**Requirement**
Stop after the line with "Change from the"; until then, please copy every line of the records word for word from the first.

== Segment start ==
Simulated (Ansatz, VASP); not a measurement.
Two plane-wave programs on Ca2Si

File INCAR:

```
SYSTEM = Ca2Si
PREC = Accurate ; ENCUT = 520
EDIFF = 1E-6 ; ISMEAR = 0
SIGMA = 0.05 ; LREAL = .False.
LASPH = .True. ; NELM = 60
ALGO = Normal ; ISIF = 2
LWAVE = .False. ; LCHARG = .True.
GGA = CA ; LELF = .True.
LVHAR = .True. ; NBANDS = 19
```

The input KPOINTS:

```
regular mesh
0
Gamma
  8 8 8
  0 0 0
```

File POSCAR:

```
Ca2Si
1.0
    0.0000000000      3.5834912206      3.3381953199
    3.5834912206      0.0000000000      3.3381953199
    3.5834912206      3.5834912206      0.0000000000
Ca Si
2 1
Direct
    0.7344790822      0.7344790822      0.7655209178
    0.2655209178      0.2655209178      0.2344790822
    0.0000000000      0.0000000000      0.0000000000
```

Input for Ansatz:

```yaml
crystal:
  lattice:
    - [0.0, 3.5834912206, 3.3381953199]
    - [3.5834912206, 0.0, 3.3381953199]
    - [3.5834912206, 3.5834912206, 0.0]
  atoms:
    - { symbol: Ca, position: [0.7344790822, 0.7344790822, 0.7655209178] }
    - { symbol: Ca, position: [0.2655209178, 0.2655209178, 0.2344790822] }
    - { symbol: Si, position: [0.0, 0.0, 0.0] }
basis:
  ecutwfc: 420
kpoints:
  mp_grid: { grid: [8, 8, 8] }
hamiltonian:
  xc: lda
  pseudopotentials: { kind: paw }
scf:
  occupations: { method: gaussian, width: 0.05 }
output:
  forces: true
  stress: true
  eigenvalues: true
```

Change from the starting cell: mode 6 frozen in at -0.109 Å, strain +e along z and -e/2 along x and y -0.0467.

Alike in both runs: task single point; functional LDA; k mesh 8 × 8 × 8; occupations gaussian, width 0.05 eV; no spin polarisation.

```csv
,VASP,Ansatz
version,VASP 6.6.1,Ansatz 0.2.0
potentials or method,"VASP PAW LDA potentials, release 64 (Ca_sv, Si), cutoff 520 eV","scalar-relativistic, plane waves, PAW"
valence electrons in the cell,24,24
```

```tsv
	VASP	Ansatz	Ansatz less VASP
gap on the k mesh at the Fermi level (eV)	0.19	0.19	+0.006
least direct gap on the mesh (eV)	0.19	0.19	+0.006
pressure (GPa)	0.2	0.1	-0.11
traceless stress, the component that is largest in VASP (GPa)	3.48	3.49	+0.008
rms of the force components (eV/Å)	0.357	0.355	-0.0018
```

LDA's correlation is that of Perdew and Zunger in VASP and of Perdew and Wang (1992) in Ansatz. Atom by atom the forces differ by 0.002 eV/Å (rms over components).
== Segment end ==

**Exercise output**
Simulated (Ansatz, VASP); not a measurement.
Two plane-wave programs on Ca2Si

File INCAR:

```
SYSTEM = Ca2Si
PREC = Accurate ; ENCUT = 520
EDIFF = 1E-6 ; ISMEAR = 0
SIGMA = 0.05 ; LREAL = .False.
LASPH = .True. ; NELM = 60
ALGO = Normal ; ISIF = 2
LWAVE = .False. ; LCHARG = .True.
GGA = CA ; LELF = .True.
LVHAR = .True. ; NBANDS = 19
```

The input KPOINTS:

```
regular mesh
0
Gamma
  8 8 8
  0 0 0
```

File POSCAR:

```
Ca2Si
1.0
    0.0000000000      3.5834912206      3.3381953199
    3.5834912206      0.0000000000      3.3381953199
    3.5834912206      3.5834912206      0.0000000000
Ca Si
2 1
Direct
    0.7344790822      0.7344790822      0.7655209178
    0.2655209178      0.2655209178      0.2344790822
    0.0000000000      0.0000000000      0.0000000000
```

Input for Ansatz:

```yaml
crystal:
  lattice:
    - [0.0, 3.5834912206, 3.3381953199]
    - [3.5834912206, 0.0, 3.3381953199]
    - [3.5834912206, 3.5834912206, 0.0]
  atoms:
    - { symbol: Ca, position: [0.7344790822, 0.7344790822, 0.7655209178] }
    - { symbol: Ca, position: [0.2655209178, 0.2655209178, 0.2344790822] }
    - { symbol: Si, position: [0.0, 0.0, 0.0] }
basis:
  ecutwfc: 420
kpoints:
  mp_grid: { grid: [8, 8, 8] }
hamiltonian:
  xc: lda
  pseudopotentials: { kind: paw }
scf:
  occupations: { method: gaussian, width: 0.05 }
output:
  forces: true
  stress: true
  eigenvalues: true
```

Change from the starting cell: mode 6 frozen in at -0.109 Å, strain +e along z and -e/2 along x and y -0.0467.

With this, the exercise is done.